INFORMATION
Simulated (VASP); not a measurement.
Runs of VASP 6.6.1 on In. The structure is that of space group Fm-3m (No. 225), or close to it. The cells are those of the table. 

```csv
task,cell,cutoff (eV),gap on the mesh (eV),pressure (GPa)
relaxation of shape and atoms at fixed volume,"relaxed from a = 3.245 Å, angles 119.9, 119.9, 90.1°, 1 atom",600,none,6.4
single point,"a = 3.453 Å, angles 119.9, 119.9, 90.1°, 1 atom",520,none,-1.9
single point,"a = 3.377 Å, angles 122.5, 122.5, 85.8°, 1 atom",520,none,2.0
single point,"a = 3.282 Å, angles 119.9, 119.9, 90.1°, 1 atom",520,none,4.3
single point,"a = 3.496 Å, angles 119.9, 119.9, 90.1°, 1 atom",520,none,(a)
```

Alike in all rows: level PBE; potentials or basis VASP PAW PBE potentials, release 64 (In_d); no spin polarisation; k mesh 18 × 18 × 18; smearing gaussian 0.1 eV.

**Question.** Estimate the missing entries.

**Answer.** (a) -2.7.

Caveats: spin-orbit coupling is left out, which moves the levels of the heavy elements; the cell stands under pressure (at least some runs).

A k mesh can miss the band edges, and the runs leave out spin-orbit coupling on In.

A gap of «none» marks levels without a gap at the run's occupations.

REQUIRED ACTION
Up to and including the line that holds "A k mesh can", reproduce the records above exactly from their first line, and give nothing else.

REPLY
Simulated (VASP); not a measurement.
Runs of VASP 6.6.1 on In. The structure is that of space group Fm-3m (No. 225), or close to it. The cells are those of the table. 

```csv
task,cell,cutoff (eV),gap on the mesh (eV),pressure (GPa)
relaxation of shape and atoms at fixed volume,"relaxed from a = 3.245 Å, angles 119.9, 119.9, 90.1°, 1 atom",600,none,6.4
single point,"a = 3.453 Å, angles 119.9, 119.9, 90.1°, 1 atom",520,none,-1.9
single point,"a = 3.377 Å, angles 122.5, 122.5, 85.8°, 1 atom",520,none,2.0
single point,"a = 3.282 Å, angles 119.9, 119.9, 90.1°, 1 atom",520,none,4.3
single point,"a = 3.496 Å, angles 119.9, 119.9, 90.1°, 1 atom",520,none,(a)
```

Alike in all rows: level PBE; potentials or basis VASP PAW PBE potentials, release 64 (In_d); no spin polarisation; k mesh 18 × 18 × 18; smearing gaussian 0.1 eV.

**Question.** Estimate the missing entries.

**Answer.** (a) -2.7.

Caveats: spin-orbit coupling is left out, which moves the levels of the heavy elements; the cell stands under pressure (at least some runs).

A k mesh can miss the band edges, and the runs leave out spin-orbit coupling on In.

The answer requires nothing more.